▶ [ACTION ITEM] The whole of the material needs to be repeated exactly, line for line.

*** PROVIDED MATERIAL Section Begins ***

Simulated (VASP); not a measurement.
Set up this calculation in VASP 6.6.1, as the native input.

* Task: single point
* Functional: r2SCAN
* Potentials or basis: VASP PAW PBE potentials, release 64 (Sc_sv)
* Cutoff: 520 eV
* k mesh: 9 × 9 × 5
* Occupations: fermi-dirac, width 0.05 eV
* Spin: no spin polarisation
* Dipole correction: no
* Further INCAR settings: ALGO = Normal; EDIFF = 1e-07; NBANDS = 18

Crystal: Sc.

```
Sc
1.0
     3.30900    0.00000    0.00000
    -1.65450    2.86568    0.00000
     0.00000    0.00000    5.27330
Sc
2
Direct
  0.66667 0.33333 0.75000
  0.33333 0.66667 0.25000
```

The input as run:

*** PROVIDED MATERIAL Section Ends ***

▶ [RESPONSE]
Simulated (VASP); not a measurement.
Set up this calculation in VASP 6.6.1, as the native input.

* Task: single point
* Functional: r2SCAN
* Potentials or basis: VASP PAW PBE potentials, release 64 (Sc_sv)
* Cutoff: 520 eV
* k mesh: 9 × 9 × 5
* Occupations: fermi-dirac, width 0.05 eV
* Spin: no spin polarisation
* Dipole correction: no
* Further INCAR settings: ALGO = Normal; EDIFF = 1e-07; NBANDS = 18

Crystal: Sc.

```
Sc
1.0
     3.30900    0.00000    0.00000
    -1.65450    2.86568    0.00000
     0.00000    0.00000    5.27330
Sc
2
Direct
  0.66667 0.33333 0.75000
  0.33333 0.66667 0.25000
```

The input as run:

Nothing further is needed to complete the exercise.